GIVEN INFORMATION below:

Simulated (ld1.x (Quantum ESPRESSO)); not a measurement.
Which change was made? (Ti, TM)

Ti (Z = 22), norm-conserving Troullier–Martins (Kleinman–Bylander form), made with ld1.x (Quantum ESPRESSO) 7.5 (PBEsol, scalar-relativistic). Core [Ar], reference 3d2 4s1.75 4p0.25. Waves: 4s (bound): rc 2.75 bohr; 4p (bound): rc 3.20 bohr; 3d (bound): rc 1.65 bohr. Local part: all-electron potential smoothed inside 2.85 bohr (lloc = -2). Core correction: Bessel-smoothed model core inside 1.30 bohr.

End of GIVEN INFORMATION.

■ **WORK INSTRUCTION**: One inclusive range is required: first line of the data through the line containing "Which change was made? (Ti, TM)". Set it down exactly and output nothing else.

■ **TASK RESPONSE**:
Simulated (ld1.x (Quantum ESPRESSO)); not a measurement.
Which change was made? (Ti, TM)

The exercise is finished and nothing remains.